Work instruction –
Produce a word-for-word copy of the data below.

Given entries –
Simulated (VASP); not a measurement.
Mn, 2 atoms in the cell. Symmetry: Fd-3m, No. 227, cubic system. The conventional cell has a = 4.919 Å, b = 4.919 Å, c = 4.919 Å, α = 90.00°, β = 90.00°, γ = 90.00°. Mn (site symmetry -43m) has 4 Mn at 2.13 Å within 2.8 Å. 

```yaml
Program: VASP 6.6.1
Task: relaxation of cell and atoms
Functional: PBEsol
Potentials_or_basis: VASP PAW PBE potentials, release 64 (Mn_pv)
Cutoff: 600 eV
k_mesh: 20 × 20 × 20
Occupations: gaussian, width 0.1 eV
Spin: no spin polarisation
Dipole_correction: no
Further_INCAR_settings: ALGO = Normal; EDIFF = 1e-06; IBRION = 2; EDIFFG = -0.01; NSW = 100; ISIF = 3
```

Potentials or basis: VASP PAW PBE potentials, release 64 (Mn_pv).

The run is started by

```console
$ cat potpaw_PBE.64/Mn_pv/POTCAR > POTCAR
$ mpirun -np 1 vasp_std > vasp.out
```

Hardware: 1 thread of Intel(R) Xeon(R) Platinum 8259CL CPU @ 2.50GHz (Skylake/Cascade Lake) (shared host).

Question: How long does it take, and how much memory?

Reply –
Simulated (VASP); not a measurement.
Mn, 2 atoms in the cell. Symmetry: Fd-3m, No. 227, cubic system. The conventional cell has a = 4.919 Å, b = 4.919 Å, c = 4.919 Å, α = 90.00°, β = 90.00°, γ = 90.00°. Mn (site symmetry -43m) has 4 Mn at 2.13 Å within 2.8 Å. 

```yaml
Program: VASP 6.6.1
Task: relaxation of cell and atoms
Functional: PBEsol
Potentials_or_basis: VASP PAW PBE potentials, release 64 (Mn_pv)
Cutoff: 600 eV
k_mesh: 20 × 20 × 20
Occupations: gaussian, width 0.1 eV
Spin: no spin polarisation
Dipole_correction: no
Further_INCAR_settings: ALGO = Normal; EDIFF = 1e-06; IBRION = 2; EDIFFG = -0.01; NSW = 100; ISIF = 3
```

Potentials or basis: VASP PAW PBE potentials, release 64 (Mn_pv).

The run is started by

```console
$ cat potpaw_PBE.64/Mn_pv/POTCAR > POTCAR
$ mpirun -np 1 vasp_std > vasp.out
```

Hardware: 1 thread of Intel(R) Xeon(R) Platinum 8259CL CPU @ 2.50GHz (Skylake/Cascade Lake) (shared host).

Question: How long does it take, and how much memory?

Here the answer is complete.